= = = =

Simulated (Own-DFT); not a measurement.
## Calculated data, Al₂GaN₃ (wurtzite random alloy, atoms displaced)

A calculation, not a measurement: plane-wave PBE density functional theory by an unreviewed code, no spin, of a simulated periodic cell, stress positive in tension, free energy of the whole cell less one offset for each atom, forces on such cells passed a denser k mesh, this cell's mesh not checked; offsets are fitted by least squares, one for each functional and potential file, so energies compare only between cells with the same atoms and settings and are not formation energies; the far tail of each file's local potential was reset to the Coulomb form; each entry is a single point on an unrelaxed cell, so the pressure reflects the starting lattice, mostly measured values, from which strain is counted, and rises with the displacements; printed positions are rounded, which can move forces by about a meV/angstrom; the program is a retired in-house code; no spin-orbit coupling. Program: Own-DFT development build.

= = = =

(REQUIRED ACTION)
Output the data in full, please, exactly as written.

(YOUR RESPONSE)
Simulated (Own-DFT); not a measurement.
## Calculated data, Al₂GaN₃ (wurtzite random alloy, atoms displaced)

A calculation, not a measurement: plane-wave PBE density functional theory by an unreviewed code, no spin, of a simulated periodic cell, stress positive in tension, free energy of the whole cell less one offset for each atom, forces on such cells passed a denser k mesh, this cell's mesh not checked; offsets are fitted by least squares, one for each functional and potential file, so energies compare only between cells with the same atoms and settings and are not formation energies; the far tail of each file's local potential was reset to the Coulomb form; each entry is a single point on an unrelaxed cell, so the pressure reflects the starting lattice, mostly measured values, from which strain is counted, and rises with the displacements; printed positions are rounded, which can move forces by about a meV/angstrom; the program is a retired in-house code; no spin-orbit coupling. Program: Own-DFT development build.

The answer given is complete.